→ Given records:
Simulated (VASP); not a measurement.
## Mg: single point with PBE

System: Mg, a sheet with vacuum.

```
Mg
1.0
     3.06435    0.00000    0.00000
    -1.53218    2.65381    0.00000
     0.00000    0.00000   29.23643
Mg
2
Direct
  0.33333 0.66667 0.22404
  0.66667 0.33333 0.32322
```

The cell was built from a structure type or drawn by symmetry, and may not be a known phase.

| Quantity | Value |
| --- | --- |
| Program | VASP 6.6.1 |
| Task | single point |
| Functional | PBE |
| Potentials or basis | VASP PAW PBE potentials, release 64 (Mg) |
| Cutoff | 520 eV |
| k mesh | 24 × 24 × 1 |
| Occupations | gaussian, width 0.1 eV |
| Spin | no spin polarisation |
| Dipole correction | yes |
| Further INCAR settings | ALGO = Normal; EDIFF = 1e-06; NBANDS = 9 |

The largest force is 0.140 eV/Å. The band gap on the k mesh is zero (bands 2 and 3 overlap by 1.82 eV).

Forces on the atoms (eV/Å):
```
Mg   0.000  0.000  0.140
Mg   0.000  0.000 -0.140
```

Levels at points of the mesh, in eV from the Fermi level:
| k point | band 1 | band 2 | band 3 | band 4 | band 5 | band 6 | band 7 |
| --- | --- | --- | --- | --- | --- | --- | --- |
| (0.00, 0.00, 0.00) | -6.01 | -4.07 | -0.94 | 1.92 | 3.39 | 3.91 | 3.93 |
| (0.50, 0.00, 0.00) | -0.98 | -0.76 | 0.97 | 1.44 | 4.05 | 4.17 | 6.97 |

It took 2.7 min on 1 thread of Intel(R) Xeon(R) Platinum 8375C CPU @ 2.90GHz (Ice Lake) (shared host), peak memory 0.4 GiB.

→ Work task: Repeat the records above line by line, from the first line through the line that contains "6 | band 7 |".

→ Exercise response:
Simulated (VASP); not a measurement.
## Mg: single point with PBE

System: Mg, a sheet with vacuum.

```
Mg
1.0
     3.06435    0.00000    0.00000
    -1.53218    2.65381    0.00000
     0.00000    0.00000   29.23643
Mg
2
Direct
  0.33333 0.66667 0.22404
  0.66667 0.33333 0.32322
```

The cell was built from a structure type or drawn by symmetry, and may not be a known phase.

| Quantity | Value |
| --- | --- |
| Program | VASP 6.6.1 |
| Task | single point |
| Functional | PBE |
| Potentials or basis | VASP PAW PBE potentials, release 64 (Mg) |
| Cutoff | 520 eV |
| k mesh | 24 × 24 × 1 |
| Occupations | gaussian, width 0.1 eV |
| Spin | no spin polarisation |
| Dipole correction | yes |
| Further INCAR settings | ALGO = Normal; EDIFF = 1e-06; NBANDS = 9 |

The largest force is 0.140 eV/Å. The band gap on the k mesh is zero (bands 2 and 3 overlap by 1.82 eV).

Forces on the atoms (eV/Å):
```
Mg   0.000  0.000  0.140
Mg   0.000  0.000 -0.140
```

Levels at points of the mesh, in eV from the Fermi level:
| k point | band 1 | band 2 | band 3 | band 4 | band 5 | band 6 | band 7 |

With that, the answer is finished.